### Data provided
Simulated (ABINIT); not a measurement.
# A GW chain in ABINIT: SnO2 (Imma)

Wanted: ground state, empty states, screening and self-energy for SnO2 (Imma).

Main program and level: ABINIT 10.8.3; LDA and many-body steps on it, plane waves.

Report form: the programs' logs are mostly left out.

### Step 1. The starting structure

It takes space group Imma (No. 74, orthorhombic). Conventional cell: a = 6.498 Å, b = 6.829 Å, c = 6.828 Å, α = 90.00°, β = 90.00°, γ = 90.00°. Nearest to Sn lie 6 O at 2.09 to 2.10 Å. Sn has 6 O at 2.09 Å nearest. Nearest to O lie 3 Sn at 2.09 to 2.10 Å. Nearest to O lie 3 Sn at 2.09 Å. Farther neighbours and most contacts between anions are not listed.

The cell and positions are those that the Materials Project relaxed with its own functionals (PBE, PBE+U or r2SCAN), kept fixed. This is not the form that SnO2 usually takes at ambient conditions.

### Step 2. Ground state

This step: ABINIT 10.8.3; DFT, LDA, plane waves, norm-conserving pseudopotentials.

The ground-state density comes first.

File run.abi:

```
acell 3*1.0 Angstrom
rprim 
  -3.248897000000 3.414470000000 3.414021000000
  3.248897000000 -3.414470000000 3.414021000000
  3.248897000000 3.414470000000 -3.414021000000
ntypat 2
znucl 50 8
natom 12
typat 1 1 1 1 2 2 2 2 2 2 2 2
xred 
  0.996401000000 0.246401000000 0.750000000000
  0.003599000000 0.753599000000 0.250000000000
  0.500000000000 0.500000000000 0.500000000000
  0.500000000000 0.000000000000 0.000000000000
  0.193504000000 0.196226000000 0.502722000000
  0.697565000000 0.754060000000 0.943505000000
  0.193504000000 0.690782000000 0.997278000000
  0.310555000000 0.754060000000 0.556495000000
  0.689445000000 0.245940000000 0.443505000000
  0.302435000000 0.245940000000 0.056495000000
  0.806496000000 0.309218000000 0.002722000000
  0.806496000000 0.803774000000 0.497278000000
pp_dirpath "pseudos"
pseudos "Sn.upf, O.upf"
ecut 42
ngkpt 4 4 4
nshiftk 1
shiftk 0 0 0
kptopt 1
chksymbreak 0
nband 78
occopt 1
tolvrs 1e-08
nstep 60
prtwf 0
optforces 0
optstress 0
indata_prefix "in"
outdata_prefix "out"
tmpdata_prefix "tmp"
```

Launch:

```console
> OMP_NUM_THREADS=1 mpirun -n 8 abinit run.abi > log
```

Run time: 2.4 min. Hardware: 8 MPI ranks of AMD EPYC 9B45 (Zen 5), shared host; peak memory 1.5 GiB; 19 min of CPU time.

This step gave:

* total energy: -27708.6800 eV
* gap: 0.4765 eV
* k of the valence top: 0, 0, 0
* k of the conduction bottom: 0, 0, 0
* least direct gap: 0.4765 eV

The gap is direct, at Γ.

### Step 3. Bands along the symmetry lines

### Brief
Restate, please, word for word the span of records running from the first line to the line bearing "### Step 1. The starting structure", both included, and nothing outside it.

### Written reply
Simulated (ABINIT); not a measurement.
# A GW chain in ABINIT: SnO2 (Imma)

Wanted: ground state, empty states, screening and self-energy for SnO2 (Imma).

Main program and level: ABINIT 10.8.3; LDA and many-body steps on it, plane waves.

Report form: the programs' logs are mostly left out.

### Step 1. The starting structure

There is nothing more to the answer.